Task item =
Give again, unaltered, the lines of the listing below that run from the line having "VASP | Ansatz |" through the line having "Ansatz 0.2.0 |".

Start of Data for analysis
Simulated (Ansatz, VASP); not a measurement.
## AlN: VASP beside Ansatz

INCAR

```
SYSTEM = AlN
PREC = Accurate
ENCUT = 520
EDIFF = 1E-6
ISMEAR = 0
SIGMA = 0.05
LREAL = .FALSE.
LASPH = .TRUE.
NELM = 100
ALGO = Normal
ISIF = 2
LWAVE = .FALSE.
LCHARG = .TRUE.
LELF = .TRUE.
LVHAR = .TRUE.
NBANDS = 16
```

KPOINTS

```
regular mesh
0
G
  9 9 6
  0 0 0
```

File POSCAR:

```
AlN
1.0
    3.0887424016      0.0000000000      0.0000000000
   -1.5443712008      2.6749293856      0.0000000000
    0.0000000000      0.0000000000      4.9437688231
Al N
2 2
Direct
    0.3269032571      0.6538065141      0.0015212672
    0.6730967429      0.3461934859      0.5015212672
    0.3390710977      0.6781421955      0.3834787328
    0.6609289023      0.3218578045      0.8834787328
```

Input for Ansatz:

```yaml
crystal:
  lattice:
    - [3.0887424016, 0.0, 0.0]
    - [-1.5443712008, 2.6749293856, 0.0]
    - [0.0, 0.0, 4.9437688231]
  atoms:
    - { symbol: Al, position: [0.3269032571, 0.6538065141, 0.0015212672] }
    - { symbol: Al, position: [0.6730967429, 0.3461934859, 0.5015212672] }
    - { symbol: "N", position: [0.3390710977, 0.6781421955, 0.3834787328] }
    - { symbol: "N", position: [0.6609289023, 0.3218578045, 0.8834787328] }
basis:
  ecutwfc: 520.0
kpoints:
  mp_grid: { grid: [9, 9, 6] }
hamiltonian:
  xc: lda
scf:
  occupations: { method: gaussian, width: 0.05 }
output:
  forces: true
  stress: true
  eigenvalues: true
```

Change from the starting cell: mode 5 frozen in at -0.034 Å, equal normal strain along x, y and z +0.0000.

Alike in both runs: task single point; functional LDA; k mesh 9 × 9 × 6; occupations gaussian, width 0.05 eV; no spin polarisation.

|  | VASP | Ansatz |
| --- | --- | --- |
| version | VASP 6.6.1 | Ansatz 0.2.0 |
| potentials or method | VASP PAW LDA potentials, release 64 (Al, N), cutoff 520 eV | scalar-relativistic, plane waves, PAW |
End of Data for analysis

Worked solution =
|  | VASP | Ansatz |
| --- | --- | --- |
| version | VASP 6.6.1 | Ansatz 0.2.0 |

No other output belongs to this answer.